### Data provided
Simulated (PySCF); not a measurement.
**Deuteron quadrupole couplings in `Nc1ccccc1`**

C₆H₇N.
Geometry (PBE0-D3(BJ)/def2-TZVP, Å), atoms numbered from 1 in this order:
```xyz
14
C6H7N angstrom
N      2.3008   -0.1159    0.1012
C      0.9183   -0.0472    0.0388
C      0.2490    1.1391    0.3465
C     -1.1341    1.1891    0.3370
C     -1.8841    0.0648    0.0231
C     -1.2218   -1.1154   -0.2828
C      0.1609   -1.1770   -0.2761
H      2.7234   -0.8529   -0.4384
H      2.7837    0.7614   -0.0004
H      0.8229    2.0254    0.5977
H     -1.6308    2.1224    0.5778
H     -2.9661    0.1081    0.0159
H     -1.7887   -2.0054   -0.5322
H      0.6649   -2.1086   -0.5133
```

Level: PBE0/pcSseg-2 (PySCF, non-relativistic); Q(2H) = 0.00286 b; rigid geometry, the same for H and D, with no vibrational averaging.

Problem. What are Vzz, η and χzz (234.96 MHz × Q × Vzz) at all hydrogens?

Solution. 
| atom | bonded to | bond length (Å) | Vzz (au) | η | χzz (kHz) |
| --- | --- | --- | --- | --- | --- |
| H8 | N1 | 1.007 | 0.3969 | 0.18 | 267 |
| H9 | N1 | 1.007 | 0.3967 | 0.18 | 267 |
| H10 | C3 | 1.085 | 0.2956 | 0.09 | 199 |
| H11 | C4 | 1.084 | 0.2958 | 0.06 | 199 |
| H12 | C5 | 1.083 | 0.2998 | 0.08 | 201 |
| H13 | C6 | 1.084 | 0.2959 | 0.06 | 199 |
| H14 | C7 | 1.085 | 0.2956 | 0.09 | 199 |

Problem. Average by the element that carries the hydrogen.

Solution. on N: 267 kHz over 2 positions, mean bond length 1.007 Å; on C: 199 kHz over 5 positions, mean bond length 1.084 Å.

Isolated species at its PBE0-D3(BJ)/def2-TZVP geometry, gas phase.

### Work task
Copy out the range of lines above starting at the line with "Problem. What are" and ending at the line with "Solution. on N: 267", exactly and including both.

### Task output
Problem. What are Vzz, η and χzz (234.96 MHz × Q × Vzz) at all hydrogens?

Solution. 
| atom | bonded to | bond length (Å) | Vzz (au) | η | χzz (kHz) |
| --- | --- | --- | --- | --- | --- |
| H8 | N1 | 1.007 | 0.3969 | 0.18 | 267 |
| H9 | N1 | 1.007 | 0.3967 | 0.18 | 267 |
| H10 | C3 | 1.085 | 0.2956 | 0.09 | 199 |
| H11 | C4 | 1.084 | 0.2958 | 0.06 | 199 |
| H12 | C5 | 1.083 | 0.2998 | 0.08 | 201 |
| H13 | C6 | 1.084 | 0.2959 | 0.06 | 199 |
| H14 | C7 | 1.085 | 0.2956 | 0.09 | 199 |

Problem. Average by the element that carries the hydrogen.

Solution. on N: 267 kHz over 2 positions, mean bond length 1.007 Å; on C: 199 kHz over 5 positions, mean bond length 1.084 Å.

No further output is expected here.